### Work order
Only those lines running from the start of the listing below through the line that holds "Solutions found at" are to be written out, exactly and in full.

--- Data provided Enclosed Below ---

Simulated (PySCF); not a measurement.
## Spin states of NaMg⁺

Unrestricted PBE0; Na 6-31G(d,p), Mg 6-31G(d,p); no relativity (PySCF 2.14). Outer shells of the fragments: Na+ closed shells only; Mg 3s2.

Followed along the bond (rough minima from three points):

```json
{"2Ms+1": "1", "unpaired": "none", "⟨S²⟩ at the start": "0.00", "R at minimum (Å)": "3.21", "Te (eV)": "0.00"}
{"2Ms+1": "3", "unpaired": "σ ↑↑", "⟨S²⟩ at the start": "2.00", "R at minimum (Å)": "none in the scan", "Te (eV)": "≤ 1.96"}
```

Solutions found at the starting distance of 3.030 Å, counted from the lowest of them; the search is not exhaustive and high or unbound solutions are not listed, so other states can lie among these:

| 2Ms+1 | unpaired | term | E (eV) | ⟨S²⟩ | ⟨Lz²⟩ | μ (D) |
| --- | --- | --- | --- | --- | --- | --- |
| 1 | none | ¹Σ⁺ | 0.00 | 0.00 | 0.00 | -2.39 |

--- End of Enclosed Data provided ---

### Exercise output
Simulated (PySCF); not a measurement.
## Spin states of NaMg⁺

Unrestricted PBE0; Na 6-31G(d,p), Mg 6-31G(d,p); no relativity (PySCF 2.14). Outer shells of the fragments: Na+ closed shells only; Mg 3s2.

Followed along the bond (rough minima from three points):

```json
{"2Ms+1": "1", "unpaired": "none", "⟨S²⟩ at the start": "0.00", "R at minimum (Å)": "3.21", "Te (eV)": "0.00"}
{"2Ms+1": "3", "unpaired": "σ ↑↑", "⟨S²⟩ at the start": "2.00", "R at minimum (Å)": "none in the scan", "Te (eV)": "≤ 1.96"}
```

Solutions found at the starting distance of 3.030 Å, counted from the lowest of them; the search is not exhaustive and high or unbound solutions are not listed, so other states can lie among these:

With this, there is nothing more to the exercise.